* [BRIEF]:
In the entries that follow, copy exactly each line from the first through the line with "Result: Over 4".

-------- DATA SECTION

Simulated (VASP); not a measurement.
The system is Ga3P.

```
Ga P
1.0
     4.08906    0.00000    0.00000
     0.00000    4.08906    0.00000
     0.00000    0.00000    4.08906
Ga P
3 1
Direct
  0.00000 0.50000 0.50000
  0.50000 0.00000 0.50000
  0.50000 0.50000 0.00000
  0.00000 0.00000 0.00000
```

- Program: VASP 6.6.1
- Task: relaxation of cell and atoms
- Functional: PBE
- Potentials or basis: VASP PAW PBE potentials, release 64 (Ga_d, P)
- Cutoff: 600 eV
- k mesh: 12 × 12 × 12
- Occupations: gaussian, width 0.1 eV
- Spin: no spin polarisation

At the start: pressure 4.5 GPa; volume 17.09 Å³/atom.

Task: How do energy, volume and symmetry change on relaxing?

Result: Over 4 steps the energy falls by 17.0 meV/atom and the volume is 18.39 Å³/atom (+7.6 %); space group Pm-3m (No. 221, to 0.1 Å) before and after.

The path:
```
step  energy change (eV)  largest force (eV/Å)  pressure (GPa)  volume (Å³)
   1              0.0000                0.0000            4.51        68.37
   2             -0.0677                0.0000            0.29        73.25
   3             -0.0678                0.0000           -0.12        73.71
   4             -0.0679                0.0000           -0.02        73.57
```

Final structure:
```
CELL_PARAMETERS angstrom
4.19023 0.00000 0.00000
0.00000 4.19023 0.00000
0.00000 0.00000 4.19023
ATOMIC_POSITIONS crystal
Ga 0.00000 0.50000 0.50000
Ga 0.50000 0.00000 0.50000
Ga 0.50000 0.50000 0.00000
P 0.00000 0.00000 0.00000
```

----------------

* [EXERCISE ANSWER]:
Simulated (VASP); not a measurement.
The system is Ga3P.

```
Ga P
1.0
     4.08906    0.00000    0.00000
     0.00000    4.08906    0.00000
     0.00000    0.00000    4.08906
Ga P
3 1
Direct
  0.00000 0.50000 0.50000
  0.50000 0.00000 0.50000
  0.50000 0.50000 0.00000
  0.00000 0.00000 0.00000
```

- Program: VASP 6.6.1
- Task: relaxation of cell and atoms
- Functional: PBE
- Potentials or basis: VASP PAW PBE potentials, release 64 (Ga_d, P)
- Cutoff: 600 eV
- k mesh: 12 × 12 × 12
- Occupations: gaussian, width 0.1 eV
- Spin: no spin polarisation

At the start: pressure 4.5 GPa; volume 17.09 Å³/atom.

Task: How do energy, volume and symmetry change on relaxing?

Result: Over 4 steps the energy falls by 17.0 meV/atom and the volume is 18.39 Å³/atom (+7.6 %); space group Pm-3m (No. 221, to 0.1 Å) before and after.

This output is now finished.